Required action:
What you return must be every line from the beginning of the data through the line holding "(1) -4.7 GPa.", unchanged.

*** Opening of Supplied data ***

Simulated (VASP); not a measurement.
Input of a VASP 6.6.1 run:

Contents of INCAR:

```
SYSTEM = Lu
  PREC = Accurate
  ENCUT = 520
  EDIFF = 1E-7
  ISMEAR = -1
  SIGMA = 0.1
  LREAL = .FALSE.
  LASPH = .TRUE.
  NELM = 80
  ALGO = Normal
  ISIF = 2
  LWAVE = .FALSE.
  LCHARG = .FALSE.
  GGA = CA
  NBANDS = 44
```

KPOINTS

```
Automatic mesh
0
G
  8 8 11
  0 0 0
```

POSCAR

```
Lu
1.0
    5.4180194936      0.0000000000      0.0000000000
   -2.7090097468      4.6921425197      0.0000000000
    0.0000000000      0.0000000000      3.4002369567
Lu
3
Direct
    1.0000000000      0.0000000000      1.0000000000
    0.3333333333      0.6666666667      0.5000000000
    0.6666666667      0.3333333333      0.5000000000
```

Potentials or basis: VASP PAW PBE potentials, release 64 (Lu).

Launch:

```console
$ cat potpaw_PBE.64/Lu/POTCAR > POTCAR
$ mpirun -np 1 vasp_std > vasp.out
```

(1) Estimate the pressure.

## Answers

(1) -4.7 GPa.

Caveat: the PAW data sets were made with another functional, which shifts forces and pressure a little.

*** Close of Supplied data ***

Response:
Simulated (VASP); not a measurement.
Input of a VASP 6.6.1 run:

Contents of INCAR:

```
SYSTEM = Lu
  PREC = Accurate
  ENCUT = 520
  EDIFF = 1E-7
  ISMEAR = -1
  SIGMA = 0.1
  LREAL = .FALSE.
  LASPH = .TRUE.
  NELM = 80
  ALGO = Normal
  ISIF = 2
  LWAVE = .FALSE.
  LCHARG = .FALSE.
  GGA = CA
  NBANDS = 44
```

KPOINTS

```
Automatic mesh
0
G
  8 8 11
  0 0 0
```

POSCAR

```
Lu
1.0
    5.4180194936      0.0000000000      0.0000000000
   -2.7090097468      4.6921425197      0.0000000000
    0.0000000000      0.0000000000      3.4002369567
Lu
3
Direct
    1.0000000000      0.0000000000      1.0000000000
    0.3333333333      0.6666666667      0.5000000000
    0.6666666667      0.3333333333      0.5000000000
```

Potentials or basis: VASP PAW PBE potentials, release 64 (Lu).

Launch:

```console
$ cat potpaw_PBE.64/Lu/POTCAR > POTCAR
$ mpirun -np 1 vasp_std > vasp.out
```

(1) Estimate the pressure.

## Answers

(1) -4.7 GPa.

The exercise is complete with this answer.